Each line of the data below from the one holding "Command (options for" to the one holding "4.45 | 9.04 |", inclusive, is to be reproduced exactly; no other line belongs in the answer.

▶

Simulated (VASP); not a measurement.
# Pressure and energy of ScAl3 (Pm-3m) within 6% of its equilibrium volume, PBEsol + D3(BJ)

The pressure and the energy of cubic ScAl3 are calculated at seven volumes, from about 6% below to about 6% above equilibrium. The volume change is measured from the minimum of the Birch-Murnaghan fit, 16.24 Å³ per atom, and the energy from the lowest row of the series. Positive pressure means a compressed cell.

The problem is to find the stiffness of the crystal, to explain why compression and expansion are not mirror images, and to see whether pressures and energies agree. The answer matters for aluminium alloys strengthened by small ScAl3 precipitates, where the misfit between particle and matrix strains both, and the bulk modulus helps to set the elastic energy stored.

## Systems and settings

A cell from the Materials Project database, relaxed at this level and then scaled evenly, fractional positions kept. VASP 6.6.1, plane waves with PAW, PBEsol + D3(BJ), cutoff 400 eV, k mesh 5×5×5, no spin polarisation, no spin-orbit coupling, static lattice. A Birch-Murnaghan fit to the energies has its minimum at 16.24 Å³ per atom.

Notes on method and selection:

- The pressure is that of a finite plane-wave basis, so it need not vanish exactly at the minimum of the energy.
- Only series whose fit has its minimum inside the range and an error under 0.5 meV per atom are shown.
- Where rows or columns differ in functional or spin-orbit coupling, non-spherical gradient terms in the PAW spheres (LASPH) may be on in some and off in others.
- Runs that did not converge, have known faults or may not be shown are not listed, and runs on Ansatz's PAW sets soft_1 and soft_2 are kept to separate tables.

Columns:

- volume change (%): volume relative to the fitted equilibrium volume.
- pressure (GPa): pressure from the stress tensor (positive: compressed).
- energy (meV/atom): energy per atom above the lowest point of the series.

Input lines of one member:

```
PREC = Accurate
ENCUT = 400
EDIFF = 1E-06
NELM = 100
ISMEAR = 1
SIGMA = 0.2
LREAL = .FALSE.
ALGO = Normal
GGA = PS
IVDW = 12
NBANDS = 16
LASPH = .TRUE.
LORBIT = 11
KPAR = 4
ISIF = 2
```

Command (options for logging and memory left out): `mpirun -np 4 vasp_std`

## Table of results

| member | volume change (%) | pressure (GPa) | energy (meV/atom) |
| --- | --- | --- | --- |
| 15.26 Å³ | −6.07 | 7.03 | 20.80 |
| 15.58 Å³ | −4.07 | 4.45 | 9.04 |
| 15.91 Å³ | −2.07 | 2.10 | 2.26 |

◀

**Exercise solution**
Command (options for logging and memory left out): `mpirun -np 4 vasp_std`

## Table of results

| member | volume change (%) | pressure (GPa) | energy (meV/atom) |
| --- | --- | --- | --- |
| 15.26 Å³ | −6.07 | 7.03 | 20.80 |
| 15.58 Å³ | −4.07 | 4.45 | 9.04 |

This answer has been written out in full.